### ACTION ITEM:
Working from the top of the records below, reproduce each line exactly, ending once you have written the line containing "A k mesh can".

### DATA FOR REVIEW:
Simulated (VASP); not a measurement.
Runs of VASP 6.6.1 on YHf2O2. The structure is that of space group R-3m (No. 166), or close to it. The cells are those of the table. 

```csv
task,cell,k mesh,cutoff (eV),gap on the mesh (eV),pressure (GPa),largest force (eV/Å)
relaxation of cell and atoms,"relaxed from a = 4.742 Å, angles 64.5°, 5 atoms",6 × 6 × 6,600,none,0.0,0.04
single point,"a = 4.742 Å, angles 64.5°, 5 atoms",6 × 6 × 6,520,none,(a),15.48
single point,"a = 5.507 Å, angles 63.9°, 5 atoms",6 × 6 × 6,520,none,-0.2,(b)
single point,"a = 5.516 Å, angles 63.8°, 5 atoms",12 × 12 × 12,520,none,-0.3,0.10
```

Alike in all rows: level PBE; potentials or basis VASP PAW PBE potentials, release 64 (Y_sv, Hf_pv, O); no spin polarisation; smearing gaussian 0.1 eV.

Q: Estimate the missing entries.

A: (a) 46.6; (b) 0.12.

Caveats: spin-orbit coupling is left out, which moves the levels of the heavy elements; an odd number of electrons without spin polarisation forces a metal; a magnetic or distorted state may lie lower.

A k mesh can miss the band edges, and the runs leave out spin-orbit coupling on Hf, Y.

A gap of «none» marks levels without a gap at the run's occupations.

### PROBLEM SOLUTION:
Simulated (VASP); not a measurement.
Runs of VASP 6.6.1 on YHf2O2. The structure is that of space group R-3m (No. 166), or close to it. The cells are those of the table. 

```csv
task,cell,k mesh,cutoff (eV),gap on the mesh (eV),pressure (GPa),largest force (eV/Å)
relaxation of cell and atoms,"relaxed from a = 4.742 Å, angles 64.5°, 5 atoms",6 × 6 × 6,600,none,0.0,0.04
single point,"a = 4.742 Å, angles 64.5°, 5 atoms",6 × 6 × 6,520,none,(a),15.48
single point,"a = 5.507 Å, angles 63.9°, 5 atoms",6 × 6 × 6,520,none,-0.2,(b)
single point,"a = 5.516 Å, angles 63.8°, 5 atoms",12 × 12 × 12,520,none,-0.3,0.10
```

Alike in all rows: level PBE; potentials or basis VASP PAW PBE potentials, release 64 (Y_sv, Hf_pv, O); no spin polarisation; smearing gaussian 0.1 eV.

Q: Estimate the missing entries.

A: (a) 46.6; (b) 0.12.

Caveats: spin-orbit coupling is left out, which moves the levels of the heavy elements; an odd number of electrons without spin polarisation forces a metal; a magnetic or distorted state may lie lower.

A k mesh can miss the band edges, and the runs leave out spin-orbit coupling on Hf, Y.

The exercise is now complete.